> _MATERIAL SHOWN_:
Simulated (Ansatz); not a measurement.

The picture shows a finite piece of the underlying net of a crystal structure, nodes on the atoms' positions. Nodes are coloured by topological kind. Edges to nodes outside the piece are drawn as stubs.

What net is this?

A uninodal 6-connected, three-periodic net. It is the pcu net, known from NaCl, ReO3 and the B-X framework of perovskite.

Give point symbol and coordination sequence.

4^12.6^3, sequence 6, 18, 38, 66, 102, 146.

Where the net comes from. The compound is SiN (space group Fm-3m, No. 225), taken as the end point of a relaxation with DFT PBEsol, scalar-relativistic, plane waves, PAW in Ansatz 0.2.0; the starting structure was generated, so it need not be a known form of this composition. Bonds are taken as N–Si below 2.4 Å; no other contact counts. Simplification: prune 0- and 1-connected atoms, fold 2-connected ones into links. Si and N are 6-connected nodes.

> _REQUIREMENT_: Only one part of the material above is to be transcribed, namely the lines starting with the line that has "The picture shows" and going on through the line that has "A uninodal 6-connected, three-periodic", exactly as they stand.

> _TASK RESULT_:
The picture shows a finite piece of the underlying net of a crystal structure, nodes on the atoms' positions. Nodes are coloured by topological kind. Edges to nodes outside the piece are drawn as stubs.

What net is this?

A uninodal 6-connected, three-periodic net. It is the pcu net, known from NaCl, ReO3 and the B-X framework of perovskite.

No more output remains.